* Material provided:
═══

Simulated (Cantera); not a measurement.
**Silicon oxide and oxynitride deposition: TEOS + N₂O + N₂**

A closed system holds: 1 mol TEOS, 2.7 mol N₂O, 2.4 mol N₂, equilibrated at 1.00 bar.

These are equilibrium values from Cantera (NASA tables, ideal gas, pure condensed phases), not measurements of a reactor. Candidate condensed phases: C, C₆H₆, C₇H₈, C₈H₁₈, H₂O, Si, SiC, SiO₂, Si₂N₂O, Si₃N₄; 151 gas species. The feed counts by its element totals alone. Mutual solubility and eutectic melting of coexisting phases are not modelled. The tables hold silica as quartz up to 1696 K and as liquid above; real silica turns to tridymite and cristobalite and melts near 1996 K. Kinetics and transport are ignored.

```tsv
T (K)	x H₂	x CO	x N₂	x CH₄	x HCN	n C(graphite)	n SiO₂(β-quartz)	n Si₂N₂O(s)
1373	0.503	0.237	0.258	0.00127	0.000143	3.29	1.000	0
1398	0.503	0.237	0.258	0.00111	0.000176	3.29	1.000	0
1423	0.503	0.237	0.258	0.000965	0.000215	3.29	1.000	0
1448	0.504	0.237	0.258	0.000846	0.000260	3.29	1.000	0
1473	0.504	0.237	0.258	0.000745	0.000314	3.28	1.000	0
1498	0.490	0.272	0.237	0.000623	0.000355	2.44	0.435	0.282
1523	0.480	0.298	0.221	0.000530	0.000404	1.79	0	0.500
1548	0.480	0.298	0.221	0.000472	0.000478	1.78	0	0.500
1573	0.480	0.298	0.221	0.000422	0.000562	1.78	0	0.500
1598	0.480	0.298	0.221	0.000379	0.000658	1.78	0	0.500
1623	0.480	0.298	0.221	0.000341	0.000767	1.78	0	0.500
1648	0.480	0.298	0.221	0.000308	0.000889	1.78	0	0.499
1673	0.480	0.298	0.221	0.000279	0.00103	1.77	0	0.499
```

═══

* Activity:
Retype only this range exactly: the first line of the data through the line where "A closed system" appears.

* Written reply:
Simulated (Cantera); not a measurement.
**Silicon oxide and oxynitride deposition: TEOS + N₂O + N₂**

A closed system holds: 1 mol TEOS, 2.7 mol N₂O, 2.4 mol N₂, equilibrated at 1.00 bar.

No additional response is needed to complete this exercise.